• _DATA FOR REVIEW_:
::::::::::
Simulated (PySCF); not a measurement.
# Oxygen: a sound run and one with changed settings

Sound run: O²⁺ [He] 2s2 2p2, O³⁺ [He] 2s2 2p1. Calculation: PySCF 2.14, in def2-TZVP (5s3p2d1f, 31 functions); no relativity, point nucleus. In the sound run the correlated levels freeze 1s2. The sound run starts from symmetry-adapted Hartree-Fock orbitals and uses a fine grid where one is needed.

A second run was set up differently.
::::::::::

• _EXERCISE_: Output the material in full, matching it word for word.

• _YOUR RESPONSE_:
Simulated (PySCF); not a measurement.
# Oxygen: a sound run and one with changed settings

Sound run: O²⁺ [He] 2s2 2p2, O³⁺ [He] 2s2 2p1. Calculation: PySCF 2.14, in def2-TZVP (5s3p2d1f, 31 functions); no relativity, point nucleus. In the sound run the correlated levels freeze 1s2. The sound run starts from symmetry-adapted Hartree-Fock orbitals and uses a fine grid where one is needed.

A second run was set up differently.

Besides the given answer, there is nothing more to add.